### Stored data
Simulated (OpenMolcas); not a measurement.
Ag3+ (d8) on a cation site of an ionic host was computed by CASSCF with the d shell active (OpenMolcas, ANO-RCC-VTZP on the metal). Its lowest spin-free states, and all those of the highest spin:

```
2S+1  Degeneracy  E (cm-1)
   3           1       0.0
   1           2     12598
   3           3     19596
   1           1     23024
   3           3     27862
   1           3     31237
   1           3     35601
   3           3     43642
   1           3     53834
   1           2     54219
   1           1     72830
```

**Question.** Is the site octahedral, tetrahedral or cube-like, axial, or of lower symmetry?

### Exercise
Please repeat the complete material exactly, with nothing omitted.

### Written response
Simulated (OpenMolcas); not a measurement.
Ag3+ (d8) on a cation site of an ionic host was computed by CASSCF with the d shell active (OpenMolcas, ANO-RCC-VTZP on the metal). Its lowest spin-free states, and all those of the highest spin:

```
2S+1  Degeneracy  E (cm-1)
   3           1       0.0
   1           2     12598
   3           3     19596
   1           1     23024
   3           3     27862
   1           3     31237
   1           3     35601
   3           3     43642
   1           3     53834
   1           2     54219
   1           1     72830
```

**Question.** Is the site octahedral, tetrahedral or cube-like, axial, or of lower symmetry?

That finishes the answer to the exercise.